*** Opening of THE DATA ***
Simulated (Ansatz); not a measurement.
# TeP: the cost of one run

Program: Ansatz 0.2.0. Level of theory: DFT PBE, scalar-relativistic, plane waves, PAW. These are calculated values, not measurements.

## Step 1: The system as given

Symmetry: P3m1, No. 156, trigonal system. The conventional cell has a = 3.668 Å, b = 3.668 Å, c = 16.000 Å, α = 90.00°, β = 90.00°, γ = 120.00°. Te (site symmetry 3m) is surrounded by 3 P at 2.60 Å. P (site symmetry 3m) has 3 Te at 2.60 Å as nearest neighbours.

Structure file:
*** Close of THE DATA ***

=== ACTION ITEM ===
Output every entry word for word.

=== EXERCISE ANSWER ===
Simulated (Ansatz); not a measurement.
# TeP: the cost of one run

Program: Ansatz 0.2.0. Level of theory: DFT PBE, scalar-relativistic, plane waves, PAW. These are calculated values, not measurements.

## Step 1: The system as given

Symmetry: P3m1, No. 156, trigonal system. The conventional cell has a = 3.668 Å, b = 3.668 Å, c = 16.000 Å, α = 90.00°, β = 90.00°, γ = 120.00°. Te (site symmetry 3m) is surrounded by 3 P at 2.60 Å. P (site symmetry 3m) has 3 Te at 2.60 Å as nearest neighbours.

Structure file:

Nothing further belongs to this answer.